**RAW DATA**
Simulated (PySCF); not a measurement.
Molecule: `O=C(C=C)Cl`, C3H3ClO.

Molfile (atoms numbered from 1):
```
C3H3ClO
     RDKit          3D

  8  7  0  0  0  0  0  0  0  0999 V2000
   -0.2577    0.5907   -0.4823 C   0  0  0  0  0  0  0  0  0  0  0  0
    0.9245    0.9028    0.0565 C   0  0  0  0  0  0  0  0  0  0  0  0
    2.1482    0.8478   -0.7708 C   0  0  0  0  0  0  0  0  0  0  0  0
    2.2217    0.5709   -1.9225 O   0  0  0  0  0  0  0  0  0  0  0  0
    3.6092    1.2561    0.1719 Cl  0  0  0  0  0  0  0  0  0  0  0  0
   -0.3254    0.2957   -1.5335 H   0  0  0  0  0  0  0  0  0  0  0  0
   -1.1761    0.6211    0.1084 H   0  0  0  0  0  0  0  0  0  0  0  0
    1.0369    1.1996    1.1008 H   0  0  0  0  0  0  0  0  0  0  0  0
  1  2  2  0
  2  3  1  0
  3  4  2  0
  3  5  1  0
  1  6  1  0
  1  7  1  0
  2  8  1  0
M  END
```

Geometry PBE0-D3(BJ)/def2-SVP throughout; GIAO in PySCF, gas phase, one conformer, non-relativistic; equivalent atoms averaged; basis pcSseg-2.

**ACTION ITEM**
An exact copy of every record is needed.

**RESPONSE AREA**
Simulated (PySCF); not a measurement.
Molecule: `O=C(C=C)Cl`, C3H3ClO.

Molfile (atoms numbered from 1):
```
C3H3ClO
     RDKit          3D

  8  7  0  0  0  0  0  0  0  0999 V2000
   -0.2577    0.5907   -0.4823 C   0  0  0  0  0  0  0  0  0  0  0  0
    0.9245    0.9028    0.0565 C   0  0  0  0  0  0  0  0  0  0  0  0
    2.1482    0.8478   -0.7708 C   0  0  0  0  0  0  0  0  0  0  0  0
    2.2217    0.5709   -1.9225 O   0  0  0  0  0  0  0  0  0  0  0  0
    3.6092    1.2561    0.1719 Cl  0  0  0  0  0  0  0  0  0  0  0  0
   -0.3254    0.2957   -1.5335 H   0  0  0  0  0  0  0  0  0  0  0  0
   -1.1761    0.6211    0.1084 H   0  0  0  0  0  0  0  0  0  0  0  0
    1.0369    1.1996    1.1008 H   0  0  0  0  0  0  0  0  0  0  0  0
  1  2  2  0
  2  3  1  0
  3  4  2  0
  3  5  1  0
  1  6  1  0
  1  7  1  0
  2  8  1  0
M  END
```

Geometry PBE0-D3(BJ)/def2-SVP throughout; GIAO in PySCF, gas phase, one conformer, non-relativistic; equivalent atoms averaged; basis pcSseg-2.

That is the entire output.